ASSIGNMENT:
After locating the line that contains "Fill in the missing entries." in the data below, set down exactly that line and each one after it through the line that contains "- PBE0/def2-TZVP, ΔH°(298 K), kJ: -83", and nothing more.

○ ○ ○ ○ ○
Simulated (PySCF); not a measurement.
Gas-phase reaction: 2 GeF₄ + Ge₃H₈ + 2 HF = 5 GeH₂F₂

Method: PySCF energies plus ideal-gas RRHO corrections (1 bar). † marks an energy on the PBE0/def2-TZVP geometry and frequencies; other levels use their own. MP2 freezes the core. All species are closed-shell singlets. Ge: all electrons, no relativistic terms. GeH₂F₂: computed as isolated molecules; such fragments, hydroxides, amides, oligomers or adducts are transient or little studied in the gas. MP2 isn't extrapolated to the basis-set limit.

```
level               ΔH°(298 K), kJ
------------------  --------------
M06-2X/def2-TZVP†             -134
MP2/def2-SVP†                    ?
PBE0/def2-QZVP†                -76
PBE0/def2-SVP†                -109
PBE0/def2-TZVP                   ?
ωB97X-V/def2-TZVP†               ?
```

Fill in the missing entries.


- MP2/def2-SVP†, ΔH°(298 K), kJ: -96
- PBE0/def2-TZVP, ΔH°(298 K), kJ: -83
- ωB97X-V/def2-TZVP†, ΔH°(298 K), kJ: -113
○ ○ ○ ○ ○

TASK SOLUTION:
Fill in the missing entries.


- MP2/def2-SVP†, ΔH°(298 K), kJ: -96
- PBE0/def2-TZVP, ΔH°(298 K), kJ: -83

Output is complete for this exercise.